Action item:
Below are some records. Reproduce them exactly from their first line through the line with "V₀ = 18.67 Å³/atom, B₀ = 193 GPa, B′ = 5.1.", inclusive.

__________

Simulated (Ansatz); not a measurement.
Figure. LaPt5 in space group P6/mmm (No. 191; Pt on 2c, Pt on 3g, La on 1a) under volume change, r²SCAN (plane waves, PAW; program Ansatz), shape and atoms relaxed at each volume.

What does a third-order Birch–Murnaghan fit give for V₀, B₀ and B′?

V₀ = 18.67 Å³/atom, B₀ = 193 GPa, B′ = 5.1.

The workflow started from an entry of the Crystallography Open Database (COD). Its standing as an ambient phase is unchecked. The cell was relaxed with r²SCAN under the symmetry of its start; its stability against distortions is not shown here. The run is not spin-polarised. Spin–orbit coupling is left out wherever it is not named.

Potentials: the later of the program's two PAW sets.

__________

Task solution:
Simulated (Ansatz); not a measurement.
Figure. LaPt5 in space group P6/mmm (No. 191; Pt on 2c, Pt on 3g, La on 1a) under volume change, r²SCAN (plane waves, PAW; program Ansatz), shape and atoms relaxed at each volume.

What does a third-order Birch–Murnaghan fit give for V₀, B₀ and B′?

V₀ = 18.67 Å³/atom, B₀ = 193 GPa, B′ = 5.1.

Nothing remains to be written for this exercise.